SUPPLIED MATERIAL →
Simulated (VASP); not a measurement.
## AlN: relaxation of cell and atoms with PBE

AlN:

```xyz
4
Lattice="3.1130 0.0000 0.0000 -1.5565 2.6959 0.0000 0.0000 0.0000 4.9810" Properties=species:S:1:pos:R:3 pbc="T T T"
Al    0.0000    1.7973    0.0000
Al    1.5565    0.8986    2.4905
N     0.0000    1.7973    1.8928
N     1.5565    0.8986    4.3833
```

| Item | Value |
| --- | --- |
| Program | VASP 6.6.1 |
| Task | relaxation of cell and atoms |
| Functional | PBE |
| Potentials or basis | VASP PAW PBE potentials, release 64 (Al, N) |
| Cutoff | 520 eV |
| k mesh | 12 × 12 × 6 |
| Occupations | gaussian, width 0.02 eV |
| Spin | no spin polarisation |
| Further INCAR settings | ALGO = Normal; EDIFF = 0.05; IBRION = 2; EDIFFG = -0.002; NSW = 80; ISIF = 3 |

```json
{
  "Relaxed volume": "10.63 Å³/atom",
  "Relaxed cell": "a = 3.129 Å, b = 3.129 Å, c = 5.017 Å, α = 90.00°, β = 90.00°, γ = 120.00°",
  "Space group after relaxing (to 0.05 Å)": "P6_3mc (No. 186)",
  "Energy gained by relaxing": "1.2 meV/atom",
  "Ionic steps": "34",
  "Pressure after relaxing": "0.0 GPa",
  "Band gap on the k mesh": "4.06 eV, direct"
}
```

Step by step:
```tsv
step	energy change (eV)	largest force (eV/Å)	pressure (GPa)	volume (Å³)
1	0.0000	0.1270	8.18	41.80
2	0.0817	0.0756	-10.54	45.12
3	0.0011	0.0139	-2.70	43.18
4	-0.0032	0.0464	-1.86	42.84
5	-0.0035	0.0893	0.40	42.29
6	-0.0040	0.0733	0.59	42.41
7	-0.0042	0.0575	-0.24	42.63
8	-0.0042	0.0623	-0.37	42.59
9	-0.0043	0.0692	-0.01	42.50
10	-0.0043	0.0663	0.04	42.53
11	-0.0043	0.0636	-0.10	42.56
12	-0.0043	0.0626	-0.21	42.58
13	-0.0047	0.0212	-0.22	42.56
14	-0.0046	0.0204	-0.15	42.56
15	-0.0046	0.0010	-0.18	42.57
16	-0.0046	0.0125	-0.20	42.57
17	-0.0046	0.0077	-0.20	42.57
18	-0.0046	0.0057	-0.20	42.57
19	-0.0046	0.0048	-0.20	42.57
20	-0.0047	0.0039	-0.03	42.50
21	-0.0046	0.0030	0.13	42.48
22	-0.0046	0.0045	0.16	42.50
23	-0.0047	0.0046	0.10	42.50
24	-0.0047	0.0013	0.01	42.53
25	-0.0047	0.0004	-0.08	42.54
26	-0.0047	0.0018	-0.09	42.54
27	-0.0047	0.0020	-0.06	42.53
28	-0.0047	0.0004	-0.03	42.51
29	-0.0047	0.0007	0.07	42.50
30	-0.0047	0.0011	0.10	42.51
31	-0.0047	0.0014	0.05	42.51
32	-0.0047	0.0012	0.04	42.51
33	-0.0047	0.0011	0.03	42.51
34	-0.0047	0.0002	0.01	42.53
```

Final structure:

REQUIRED ACTION → Reproduce the entries above exactly, starting at their first line and finishing with the line that contains "Functional | PBE |".

WORKED SOLUTION →
Simulated (VASP); not a measurement.
## AlN: relaxation of cell and atoms with PBE

AlN:

```xyz
4
Lattice="3.1130 0.0000 0.0000 -1.5565 2.6959 0.0000 0.0000 0.0000 4.9810" Properties=species:S:1:pos:R:3 pbc="T T T"
Al    0.0000    1.7973    0.0000
Al    1.5565    0.8986    2.4905
N     0.0000    1.7973    1.8928
N     1.5565    0.8986    4.3833
```

| Item | Value |
| --- | --- |
| Program | VASP 6.6.1 |
| Task | relaxation of cell and atoms |
| Functional | PBE |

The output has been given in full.